Start of Information supplied

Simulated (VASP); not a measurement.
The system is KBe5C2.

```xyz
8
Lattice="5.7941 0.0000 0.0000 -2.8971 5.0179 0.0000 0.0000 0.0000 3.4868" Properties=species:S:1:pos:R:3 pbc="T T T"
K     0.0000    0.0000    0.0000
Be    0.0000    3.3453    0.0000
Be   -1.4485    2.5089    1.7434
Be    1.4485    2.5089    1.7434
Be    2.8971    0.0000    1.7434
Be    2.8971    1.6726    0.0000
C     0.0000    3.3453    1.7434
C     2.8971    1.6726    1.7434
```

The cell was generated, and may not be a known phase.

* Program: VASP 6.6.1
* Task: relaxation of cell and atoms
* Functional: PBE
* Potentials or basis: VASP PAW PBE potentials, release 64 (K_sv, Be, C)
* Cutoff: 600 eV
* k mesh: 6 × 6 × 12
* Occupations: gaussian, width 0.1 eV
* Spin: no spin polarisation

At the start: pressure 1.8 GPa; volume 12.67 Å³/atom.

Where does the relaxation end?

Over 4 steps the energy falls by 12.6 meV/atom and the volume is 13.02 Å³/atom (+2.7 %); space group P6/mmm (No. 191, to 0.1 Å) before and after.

End of Information supplied

## [Task item]
Your task is to retype all the records above with nothing left out.

## [Your solution]
Simulated (VASP); not a measurement.
The system is KBe5C2.

```xyz
8
Lattice="5.7941 0.0000 0.0000 -2.8971 5.0179 0.0000 0.0000 0.0000 3.4868" Properties=species:S:1:pos:R:3 pbc="T T T"
K     0.0000    0.0000    0.0000
Be    0.0000    3.3453    0.0000
Be   -1.4485    2.5089    1.7434
Be    1.4485    2.5089    1.7434
Be    2.8971    0.0000    1.7434
Be    2.8971    1.6726    0.0000
C     0.0000    3.3453    1.7434
C     2.8971    1.6726    1.7434
```

The cell was generated, and may not be a known phase.

* Program: VASP 6.6.1
* Task: relaxation of cell and atoms
* Functional: PBE
* Potentials or basis: VASP PAW PBE potentials, release 64 (K_sv, Be, C)
* Cutoff: 600 eV
* k mesh: 6 × 6 × 12
* Occupations: gaussian, width 0.1 eV
* Spin: no spin polarisation

At the start: pressure 1.8 GPa; volume 12.67 Å³/atom.

Where does the relaxation end?

Over 4 steps the energy falls by 12.6 meV/atom and the volume is 13.02 Å³/atom (+2.7 %); space group P6/mmm (No. 191, to 0.1 Å) before and after.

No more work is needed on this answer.